+--

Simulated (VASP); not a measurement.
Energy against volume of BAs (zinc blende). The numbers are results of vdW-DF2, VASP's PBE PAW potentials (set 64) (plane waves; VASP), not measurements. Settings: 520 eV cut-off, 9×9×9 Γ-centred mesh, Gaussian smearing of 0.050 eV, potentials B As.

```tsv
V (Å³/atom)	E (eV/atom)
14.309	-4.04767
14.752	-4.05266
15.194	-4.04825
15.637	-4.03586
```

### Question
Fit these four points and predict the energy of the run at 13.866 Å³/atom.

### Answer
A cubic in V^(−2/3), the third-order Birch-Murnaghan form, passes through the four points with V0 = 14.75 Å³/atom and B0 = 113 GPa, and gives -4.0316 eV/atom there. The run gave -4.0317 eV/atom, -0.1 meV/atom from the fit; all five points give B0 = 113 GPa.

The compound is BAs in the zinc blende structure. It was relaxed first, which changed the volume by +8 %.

+--

▸ Work order:
Looking at the material above, please copy exactly every line from its first line through the line containing "A cubic in V^(−2/3), the", with both ends included and nothing else.

▸ Exercise answer:
Simulated (VASP); not a measurement.
Energy against volume of BAs (zinc blende). The numbers are results of vdW-DF2, VASP's PBE PAW potentials (set 64) (plane waves; VASP), not measurements. Settings: 520 eV cut-off, 9×9×9 Γ-centred mesh, Gaussian smearing of 0.050 eV, potentials B As.

```tsv
V (Å³/atom)	E (eV/atom)
14.309	-4.04767
14.752	-4.05266
15.194	-4.04825
15.637	-4.03586
```

### Question
Fit these four points and predict the energy of the run at 13.866 Å³/atom.

### Answer
A cubic in V^(−2/3), the third-order Birch-Murnaghan form, passes through the four points with V0 = 14.75 Å³/atom and B0 = 113 GPa, and gives -4.0316 eV/atom there. The run gave -4.0317 eV/atom, -0.1 meV/atom from the fit; all five points give B0 = 113 GPa.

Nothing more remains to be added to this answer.